--- START ---

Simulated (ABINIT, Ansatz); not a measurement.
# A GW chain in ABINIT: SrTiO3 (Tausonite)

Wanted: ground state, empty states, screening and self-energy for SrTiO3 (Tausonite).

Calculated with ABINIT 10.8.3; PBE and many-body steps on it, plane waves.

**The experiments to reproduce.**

--- END ---

▶ _Work instruction_
Repeat the entries exactly as they appear.

▶ _Written solution_
Simulated (ABINIT, Ansatz); not a measurement.
# A GW chain in ABINIT: SrTiO3 (Tausonite)

Wanted: ground state, empty states, screening and self-energy for SrTiO3 (Tausonite).

Calculated with ABINIT 10.8.3; PBE and many-body steps on it, plane waves.

**The experiments to reproduce.**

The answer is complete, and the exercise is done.